• _Assigned task_: Transcribe all of the listing exactly.

• _Source information_:
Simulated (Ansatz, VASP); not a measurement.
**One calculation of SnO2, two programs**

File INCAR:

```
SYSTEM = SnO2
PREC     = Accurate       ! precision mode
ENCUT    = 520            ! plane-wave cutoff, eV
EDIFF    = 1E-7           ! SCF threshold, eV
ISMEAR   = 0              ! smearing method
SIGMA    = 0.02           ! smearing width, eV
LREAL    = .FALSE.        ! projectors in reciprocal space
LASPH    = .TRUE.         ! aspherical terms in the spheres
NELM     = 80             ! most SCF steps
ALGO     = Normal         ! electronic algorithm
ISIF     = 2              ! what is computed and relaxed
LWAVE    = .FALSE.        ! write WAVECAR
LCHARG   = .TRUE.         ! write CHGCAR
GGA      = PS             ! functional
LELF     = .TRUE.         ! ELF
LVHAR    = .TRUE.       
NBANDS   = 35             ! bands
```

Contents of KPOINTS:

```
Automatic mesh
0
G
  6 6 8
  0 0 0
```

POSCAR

• _Response_:
Simulated (Ansatz, VASP); not a measurement.
**One calculation of SnO2, two programs**

File INCAR:

```
SYSTEM = SnO2
PREC     = Accurate       ! precision mode
ENCUT    = 520            ! plane-wave cutoff, eV
EDIFF    = 1E-7           ! SCF threshold, eV
ISMEAR   = 0              ! smearing method
SIGMA    = 0.02           ! smearing width, eV
LREAL    = .FALSE.        ! projectors in reciprocal space
LASPH    = .TRUE.         ! aspherical terms in the spheres
NELM     = 80             ! most SCF steps
ALGO     = Normal         ! electronic algorithm
ISIF     = 2              ! what is computed and relaxed
LWAVE    = .FALSE.        ! write WAVECAR
LCHARG   = .TRUE.         ! write CHGCAR
GGA      = PS             ! functional
LELF     = .TRUE.         ! ELF
LVHAR    = .TRUE.       
NBANDS   = 35             ! bands
```

Contents of KPOINTS:

```
Automatic mesh
0
G
  6 6 8
  0 0 0
```

POSCAR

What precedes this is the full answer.